▶ **WORK ITEM**: Set down the records that follow exactly, every line of them.

▶ **SUPPLIED ENTRIES**:
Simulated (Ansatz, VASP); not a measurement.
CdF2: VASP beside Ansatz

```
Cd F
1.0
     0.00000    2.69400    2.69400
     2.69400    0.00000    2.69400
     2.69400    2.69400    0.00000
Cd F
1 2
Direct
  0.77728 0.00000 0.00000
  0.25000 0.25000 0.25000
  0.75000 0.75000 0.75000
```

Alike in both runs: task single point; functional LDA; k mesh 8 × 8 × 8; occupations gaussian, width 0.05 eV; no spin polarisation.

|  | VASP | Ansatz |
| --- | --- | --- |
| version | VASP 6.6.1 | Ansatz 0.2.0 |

▶ **WRITTEN REPLY**:
Simulated (Ansatz, VASP); not a measurement.
CdF2: VASP beside Ansatz

```
Cd F
1.0
     0.00000    2.69400    2.69400
     2.69400    0.00000    2.69400
     2.69400    2.69400    0.00000
Cd F
1 2
Direct
  0.77728 0.00000 0.00000
  0.25000 0.25000 0.25000
  0.75000 0.75000 0.75000
```

Alike in both runs: task single point; functional LDA; k mesh 8 × 8 × 8; occupations gaussian, width 0.05 eV; no spin polarisation.

|  | VASP | Ansatz |
| --- | --- | --- |
| version | VASP 6.6.1 | Ansatz 0.2.0 |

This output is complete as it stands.